**Assignment**
Output every record precisely.

**Data supplied**
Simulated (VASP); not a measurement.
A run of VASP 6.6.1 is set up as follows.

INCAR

**Problem solution**
Simulated (VASP); not a measurement.
A run of VASP 6.6.1 is set up as follows.

INCAR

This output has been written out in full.